Keep to one stretch of the data below, the lines from the one with "Calculation for Re" up to and including the one with "The cell comes", and return that stretch exactly.

### Records supplied
########

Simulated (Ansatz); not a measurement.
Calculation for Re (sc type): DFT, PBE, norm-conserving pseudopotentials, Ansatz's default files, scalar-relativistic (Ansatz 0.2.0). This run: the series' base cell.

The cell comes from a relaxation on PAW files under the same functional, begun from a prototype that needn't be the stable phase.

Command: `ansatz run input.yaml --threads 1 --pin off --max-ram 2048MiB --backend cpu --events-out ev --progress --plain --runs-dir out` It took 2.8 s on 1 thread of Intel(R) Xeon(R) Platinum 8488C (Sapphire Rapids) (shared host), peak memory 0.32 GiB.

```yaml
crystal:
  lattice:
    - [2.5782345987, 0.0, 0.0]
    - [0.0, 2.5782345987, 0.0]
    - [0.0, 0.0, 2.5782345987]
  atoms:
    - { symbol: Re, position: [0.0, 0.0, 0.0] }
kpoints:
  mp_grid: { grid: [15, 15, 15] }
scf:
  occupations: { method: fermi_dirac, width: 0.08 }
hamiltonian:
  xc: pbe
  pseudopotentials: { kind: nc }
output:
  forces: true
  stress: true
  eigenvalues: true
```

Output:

########

### Exercise result
Calculation for Re (sc type): DFT, PBE, norm-conserving pseudopotentials, Ansatz's default files, scalar-relativistic (Ansatz 0.2.0). This run: the series' base cell.

The cell comes from a relaxation on PAW files under the same functional, begun from a prototype that needn't be the stable phase.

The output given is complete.